○ ○ ○

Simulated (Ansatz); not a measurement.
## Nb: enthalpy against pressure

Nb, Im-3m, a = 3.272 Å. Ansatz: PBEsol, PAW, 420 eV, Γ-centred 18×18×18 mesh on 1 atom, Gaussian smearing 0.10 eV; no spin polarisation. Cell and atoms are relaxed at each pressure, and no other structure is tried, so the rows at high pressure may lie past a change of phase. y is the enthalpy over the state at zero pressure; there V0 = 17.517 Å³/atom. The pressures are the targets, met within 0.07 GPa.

○ ○ ○

Every record above must be duplicated exactly.

Simulated (Ansatz); not a measurement.
## Nb: enthalpy against pressure

Nb, Im-3m, a = 3.272 Å. Ansatz: PBEsol, PAW, 420 eV, Γ-centred 18×18×18 mesh on 1 atom, Gaussian smearing 0.10 eV; no spin polarisation. Cell and atoms are relaxed at each pressure, and no other structure is tried, so the rows at high pressure may lie past a change of phase. y is the enthalpy over the state at zero pressure; there V0 = 17.517 Å³/atom. The pressures are the targets, met within 0.07 GPa.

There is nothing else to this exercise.